EXTRACTED MATERIAL>
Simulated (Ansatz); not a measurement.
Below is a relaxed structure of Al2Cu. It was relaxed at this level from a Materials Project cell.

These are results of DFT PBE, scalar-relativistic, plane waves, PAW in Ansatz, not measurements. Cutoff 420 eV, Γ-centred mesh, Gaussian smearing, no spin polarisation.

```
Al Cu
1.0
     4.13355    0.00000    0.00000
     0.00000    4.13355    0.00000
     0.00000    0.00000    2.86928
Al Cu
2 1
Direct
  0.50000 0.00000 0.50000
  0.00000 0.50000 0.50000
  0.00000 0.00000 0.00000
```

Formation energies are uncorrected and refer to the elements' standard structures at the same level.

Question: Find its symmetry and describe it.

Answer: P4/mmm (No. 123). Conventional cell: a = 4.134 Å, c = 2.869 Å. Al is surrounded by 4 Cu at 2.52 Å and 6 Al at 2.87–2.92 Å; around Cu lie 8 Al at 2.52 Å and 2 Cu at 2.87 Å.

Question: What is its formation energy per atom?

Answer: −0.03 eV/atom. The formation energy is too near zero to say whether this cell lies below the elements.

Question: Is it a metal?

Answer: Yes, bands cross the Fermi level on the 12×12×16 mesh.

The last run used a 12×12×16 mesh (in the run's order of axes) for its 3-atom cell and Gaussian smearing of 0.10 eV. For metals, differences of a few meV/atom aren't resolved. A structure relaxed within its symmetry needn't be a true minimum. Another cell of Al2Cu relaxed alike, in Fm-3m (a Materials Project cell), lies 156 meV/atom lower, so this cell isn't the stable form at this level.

BRIEF> Give back exactly the material above from its opening line to the line bearing "Answer: Yes, bands".

ANSWER BOX>
Simulated (Ansatz); not a measurement.
Below is a relaxed structure of Al2Cu. It was relaxed at this level from a Materials Project cell.

These are results of DFT PBE, scalar-relativistic, plane waves, PAW in Ansatz, not measurements. Cutoff 420 eV, Γ-centred mesh, Gaussian smearing, no spin polarisation.

```
Al Cu
1.0
     4.13355    0.00000    0.00000
     0.00000    4.13355    0.00000
     0.00000    0.00000    2.86928
Al Cu
2 1
Direct
  0.50000 0.00000 0.50000
  0.00000 0.50000 0.50000
  0.00000 0.00000 0.00000
```

Formation energies are uncorrected and refer to the elements' standard structures at the same level.

Question: Find its symmetry and describe it.

Answer: P4/mmm (No. 123). Conventional cell: a = 4.134 Å, c = 2.869 Å. Al is surrounded by 4 Cu at 2.52 Å and 6 Al at 2.87–2.92 Å; around Cu lie 8 Al at 2.52 Å and 2 Cu at 2.87 Å.

Question: What is its formation energy per atom?

Answer: −0.03 eV/atom. The formation energy is too near zero to say whether this cell lies below the elements.

Question: Is it a metal?

Answer: Yes, bands cross the Fermi level on the 12×12×16 mesh.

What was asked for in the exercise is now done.